_ _ _ _

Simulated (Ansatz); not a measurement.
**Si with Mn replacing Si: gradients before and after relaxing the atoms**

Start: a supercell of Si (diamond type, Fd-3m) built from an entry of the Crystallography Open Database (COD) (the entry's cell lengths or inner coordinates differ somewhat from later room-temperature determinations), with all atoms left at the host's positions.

_ _ _ _

### Work task:
Give back the material exactly as it is shown above.

### Task solution:
Simulated (Ansatz); not a measurement.
**Si with Mn replacing Si: gradients before and after relaxing the atoms**

Start: a supercell of Si (diamond type, Fd-3m) built from an entry of the Crystallography Open Database (COD) (the entry's cell lengths or inner coordinates differ somewhat from later room-temperature determinations), with all atoms left at the host's positions.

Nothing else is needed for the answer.